* Listed records *
•••••

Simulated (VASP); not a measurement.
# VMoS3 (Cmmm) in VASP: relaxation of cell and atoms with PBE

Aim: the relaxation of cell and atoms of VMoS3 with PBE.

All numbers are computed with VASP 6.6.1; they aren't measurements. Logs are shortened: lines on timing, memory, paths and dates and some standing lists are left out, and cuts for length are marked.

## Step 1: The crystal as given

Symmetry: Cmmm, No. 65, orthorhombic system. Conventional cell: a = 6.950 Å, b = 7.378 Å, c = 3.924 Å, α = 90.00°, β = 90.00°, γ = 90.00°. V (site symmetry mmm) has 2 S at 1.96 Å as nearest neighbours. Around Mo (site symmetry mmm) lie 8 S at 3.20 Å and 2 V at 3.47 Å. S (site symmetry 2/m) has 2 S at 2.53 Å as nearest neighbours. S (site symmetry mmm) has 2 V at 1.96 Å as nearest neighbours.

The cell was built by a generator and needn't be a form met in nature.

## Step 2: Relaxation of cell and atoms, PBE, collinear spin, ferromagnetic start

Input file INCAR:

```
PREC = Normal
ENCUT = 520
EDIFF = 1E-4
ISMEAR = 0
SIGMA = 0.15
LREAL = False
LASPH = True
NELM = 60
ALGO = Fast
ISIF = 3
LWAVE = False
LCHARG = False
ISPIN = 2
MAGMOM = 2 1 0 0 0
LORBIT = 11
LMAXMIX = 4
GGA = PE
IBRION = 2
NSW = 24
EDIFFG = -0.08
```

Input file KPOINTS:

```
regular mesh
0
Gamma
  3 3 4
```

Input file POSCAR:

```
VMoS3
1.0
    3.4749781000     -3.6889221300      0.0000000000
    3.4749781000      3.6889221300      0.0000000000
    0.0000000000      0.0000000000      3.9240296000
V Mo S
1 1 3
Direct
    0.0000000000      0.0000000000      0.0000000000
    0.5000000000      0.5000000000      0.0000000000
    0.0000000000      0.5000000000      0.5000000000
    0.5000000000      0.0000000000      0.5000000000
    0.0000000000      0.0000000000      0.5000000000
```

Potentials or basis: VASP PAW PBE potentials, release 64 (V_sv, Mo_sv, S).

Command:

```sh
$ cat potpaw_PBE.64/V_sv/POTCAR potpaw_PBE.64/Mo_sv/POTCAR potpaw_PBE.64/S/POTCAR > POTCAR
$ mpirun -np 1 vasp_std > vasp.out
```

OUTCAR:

•••••

* Work instruction *
Your output should be the listing's lines, exact and complete, from its first line to the line that contains "Aim: the relaxation", inclusive.

* Task result *
Simulated (VASP); not a measurement.
# VMoS3 (Cmmm) in VASP: relaxation of cell and atoms with PBE

Aim: the relaxation of cell and atoms of VMoS3 with PBE.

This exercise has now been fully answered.